■ Dataset ■
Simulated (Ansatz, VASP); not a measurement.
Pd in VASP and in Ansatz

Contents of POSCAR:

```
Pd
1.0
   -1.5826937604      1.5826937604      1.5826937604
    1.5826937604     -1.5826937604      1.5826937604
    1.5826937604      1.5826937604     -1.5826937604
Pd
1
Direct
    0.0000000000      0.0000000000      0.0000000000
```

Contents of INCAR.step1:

■ Work instruction ■
For every entry above, give it back exactly as written.

■ Solution ■
Simulated (Ansatz, VASP); not a measurement.
Pd in VASP and in Ansatz

Contents of POSCAR:

```
Pd
1.0
   -1.5826937604      1.5826937604      1.5826937604
    1.5826937604     -1.5826937604      1.5826937604
    1.5826937604      1.5826937604     -1.5826937604
Pd
1
Direct
    0.0000000000      0.0000000000      0.0000000000
```

Contents of INCAR.step1:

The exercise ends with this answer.